+ + + +

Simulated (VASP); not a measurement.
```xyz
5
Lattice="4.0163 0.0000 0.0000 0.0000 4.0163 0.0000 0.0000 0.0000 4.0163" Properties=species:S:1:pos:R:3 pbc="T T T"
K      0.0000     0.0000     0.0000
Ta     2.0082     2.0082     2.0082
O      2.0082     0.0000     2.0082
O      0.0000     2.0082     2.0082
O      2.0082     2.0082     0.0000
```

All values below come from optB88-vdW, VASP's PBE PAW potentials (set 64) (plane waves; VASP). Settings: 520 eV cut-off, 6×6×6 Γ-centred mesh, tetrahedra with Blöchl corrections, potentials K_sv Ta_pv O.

+ + + +

## ASSIGNMENT
Set down the records above once more, exactly as given.

## RESULT
Simulated (VASP); not a measurement.
```xyz
5
Lattice="4.0163 0.0000 0.0000 0.0000 4.0163 0.0000 0.0000 0.0000 4.0163" Properties=species:S:1:pos:R:3 pbc="T T T"
K      0.0000     0.0000     0.0000
Ta     2.0082     2.0082     2.0082
O      2.0082     0.0000     2.0082
O      0.0000     2.0082     2.0082
O      2.0082     2.0082     0.0000
```

All values below come from optB88-vdW, VASP's PBE PAW potentials (set 64) (plane waves; VASP). Settings: 520 eV cut-off, 6×6×6 Γ-centred mesh, tetrahedra with Blöchl corrections, potentials K_sv Ta_pv O.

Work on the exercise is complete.